★ ★ ★ ★ ★

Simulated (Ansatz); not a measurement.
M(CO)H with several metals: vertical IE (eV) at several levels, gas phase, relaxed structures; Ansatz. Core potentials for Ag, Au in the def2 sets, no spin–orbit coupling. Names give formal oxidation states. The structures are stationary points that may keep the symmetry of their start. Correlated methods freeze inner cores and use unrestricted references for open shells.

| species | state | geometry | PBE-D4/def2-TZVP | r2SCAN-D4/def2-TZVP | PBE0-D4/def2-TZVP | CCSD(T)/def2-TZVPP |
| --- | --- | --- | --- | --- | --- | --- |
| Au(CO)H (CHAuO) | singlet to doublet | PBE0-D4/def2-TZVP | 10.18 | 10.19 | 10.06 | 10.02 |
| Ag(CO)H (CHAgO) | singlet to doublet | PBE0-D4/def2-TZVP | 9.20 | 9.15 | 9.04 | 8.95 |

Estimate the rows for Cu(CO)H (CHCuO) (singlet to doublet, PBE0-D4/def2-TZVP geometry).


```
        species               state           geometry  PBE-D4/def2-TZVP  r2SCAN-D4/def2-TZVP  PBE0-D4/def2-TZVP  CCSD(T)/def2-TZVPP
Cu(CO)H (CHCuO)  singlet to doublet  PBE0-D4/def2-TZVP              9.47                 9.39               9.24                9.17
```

★ ★ ★ ★ ★

Action item: Write each entry out again. Do not change a word.

Written answer:
Simulated (Ansatz); not a measurement.
M(CO)H with several metals: vertical IE (eV) at several levels, gas phase, relaxed structures; Ansatz. Core potentials for Ag, Au in the def2 sets, no spin–orbit coupling. Names give formal oxidation states. The structures are stationary points that may keep the symmetry of their start. Correlated methods freeze inner cores and use unrestricted references for open shells.

| species | state | geometry | PBE-D4/def2-TZVP | r2SCAN-D4/def2-TZVP | PBE0-D4/def2-TZVP | CCSD(T)/def2-TZVPP |
| --- | --- | --- | --- | --- | --- | --- |
| Au(CO)H (CHAuO) | singlet to doublet | PBE0-D4/def2-TZVP | 10.18 | 10.19 | 10.06 | 10.02 |
| Ag(CO)H (CHAgO) | singlet to doublet | PBE0-D4/def2-TZVP | 9.20 | 9.15 | 9.04 | 8.95 |

Estimate the rows for Cu(CO)H (CHCuO) (singlet to doublet, PBE0-D4/def2-TZVP geometry).


```
        species               state           geometry  PBE-D4/def2-TZVP  r2SCAN-D4/def2-TZVP  PBE0-D4/def2-TZVP  CCSD(T)/def2-TZVPP
Cu(CO)H (CHCuO)  singlet to doublet  PBE0-D4/def2-TZVP              9.47                 9.39               9.24                9.17
```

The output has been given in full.